▸ **Information shown**:
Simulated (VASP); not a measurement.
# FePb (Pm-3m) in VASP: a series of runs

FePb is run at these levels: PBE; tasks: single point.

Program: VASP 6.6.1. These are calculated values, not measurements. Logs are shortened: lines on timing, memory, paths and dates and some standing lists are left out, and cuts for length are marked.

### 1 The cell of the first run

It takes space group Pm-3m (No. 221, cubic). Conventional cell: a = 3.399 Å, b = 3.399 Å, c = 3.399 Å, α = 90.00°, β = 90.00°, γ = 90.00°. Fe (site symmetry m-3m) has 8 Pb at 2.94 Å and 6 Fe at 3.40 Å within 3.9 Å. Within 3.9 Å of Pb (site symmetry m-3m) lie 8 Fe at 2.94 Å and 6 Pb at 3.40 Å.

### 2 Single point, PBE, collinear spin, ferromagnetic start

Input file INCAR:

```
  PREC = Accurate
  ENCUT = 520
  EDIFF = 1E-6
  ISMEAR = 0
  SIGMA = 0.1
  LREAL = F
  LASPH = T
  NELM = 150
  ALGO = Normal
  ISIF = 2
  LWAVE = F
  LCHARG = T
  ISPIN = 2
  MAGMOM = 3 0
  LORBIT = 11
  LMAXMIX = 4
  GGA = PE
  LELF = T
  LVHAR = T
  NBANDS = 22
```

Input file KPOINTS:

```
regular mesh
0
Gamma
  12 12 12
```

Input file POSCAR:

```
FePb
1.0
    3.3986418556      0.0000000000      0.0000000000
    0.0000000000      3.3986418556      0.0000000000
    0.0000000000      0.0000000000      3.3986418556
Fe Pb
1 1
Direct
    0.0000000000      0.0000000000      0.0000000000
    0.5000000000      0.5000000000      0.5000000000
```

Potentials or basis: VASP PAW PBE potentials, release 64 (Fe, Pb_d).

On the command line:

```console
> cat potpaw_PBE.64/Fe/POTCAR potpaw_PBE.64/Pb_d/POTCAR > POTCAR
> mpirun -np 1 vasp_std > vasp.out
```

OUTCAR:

▸ **Work task**: Begin with the first line of the listing above and write out each line exactly, ending with the line that contains "### 2 Single".

▸ **Your solution**:
Simulated (VASP); not a measurement.
# FePb (Pm-3m) in VASP: a series of runs

FePb is run at these levels: PBE; tasks: single point.

Program: VASP 6.6.1. These are calculated values, not measurements. Logs are shortened: lines on timing, memory, paths and dates and some standing lists are left out, and cuts for length are marked.

### 1 The cell of the first run

It takes space group Pm-3m (No. 221, cubic). Conventional cell: a = 3.399 Å, b = 3.399 Å, c = 3.399 Å, α = 90.00°, β = 90.00°, γ = 90.00°. Fe (site symmetry m-3m) has 8 Pb at 2.94 Å and 6 Fe at 3.40 Å within 3.9 Å. Within 3.9 Å of Pb (site symmetry m-3m) lie 8 Fe at 2.94 Å and 6 Pb at 3.40 Å.

### 2 Single point, PBE, collinear spin, ferromagnetic start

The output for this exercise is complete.